WORK ITEM
In full and without alteration, write out the lines below.

>>>>>

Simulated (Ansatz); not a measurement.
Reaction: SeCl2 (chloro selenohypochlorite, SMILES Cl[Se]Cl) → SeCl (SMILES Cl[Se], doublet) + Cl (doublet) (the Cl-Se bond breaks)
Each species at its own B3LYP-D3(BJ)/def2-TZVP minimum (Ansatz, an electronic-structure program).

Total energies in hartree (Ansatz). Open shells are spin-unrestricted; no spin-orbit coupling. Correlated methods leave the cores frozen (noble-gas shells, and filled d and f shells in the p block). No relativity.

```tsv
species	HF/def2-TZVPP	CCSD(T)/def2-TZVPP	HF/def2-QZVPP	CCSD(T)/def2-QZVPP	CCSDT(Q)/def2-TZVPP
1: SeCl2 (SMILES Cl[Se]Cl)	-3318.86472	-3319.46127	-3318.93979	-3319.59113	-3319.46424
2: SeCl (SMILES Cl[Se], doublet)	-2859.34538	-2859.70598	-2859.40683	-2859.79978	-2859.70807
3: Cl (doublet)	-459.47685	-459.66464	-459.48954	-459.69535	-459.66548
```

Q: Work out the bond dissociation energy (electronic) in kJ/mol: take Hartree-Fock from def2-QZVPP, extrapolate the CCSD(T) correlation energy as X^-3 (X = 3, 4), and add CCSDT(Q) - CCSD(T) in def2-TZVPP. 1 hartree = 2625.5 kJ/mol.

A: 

<<<<<

TASK SOLUTION
Simulated (Ansatz); not a measurement.
Reaction: SeCl2 (chloro selenohypochlorite, SMILES Cl[Se]Cl) → SeCl (SMILES Cl[Se], doublet) + Cl (doublet) (the Cl-Se bond breaks)
Each species at its own B3LYP-D3(BJ)/def2-TZVP minimum (Ansatz, an electronic-structure program).

Total energies in hartree (Ansatz). Open shells are spin-unrestricted; no spin-orbit coupling. Correlated methods leave the cores frozen (noble-gas shells, and filled d and f shells in the p block). No relativity.

```tsv
species	HF/def2-TZVPP	CCSD(T)/def2-TZVPP	HF/def2-QZVPP	CCSD(T)/def2-QZVPP	CCSDT(Q)/def2-TZVPP
1: SeCl2 (SMILES Cl[Se]Cl)	-3318.86472	-3319.46127	-3318.93979	-3319.59113	-3319.46424
2: SeCl (SMILES Cl[Se], doublet)	-2859.34538	-2859.70598	-2859.40683	-2859.79978	-2859.70807
3: Cl (doublet)	-459.47685	-459.66464	-459.48954	-459.69535	-459.66548
```

Q: Work out the bond dissociation energy (electronic) in kJ/mol: take Hartree-Fock from def2-QZVPP, extrapolate the CCSD(T) correlation energy as X^-3 (X = 3, 4), and add CCSDT(Q) - CCSD(T) in def2-TZVPP. 1 hartree = 2625.5 kJ/mol.

A: 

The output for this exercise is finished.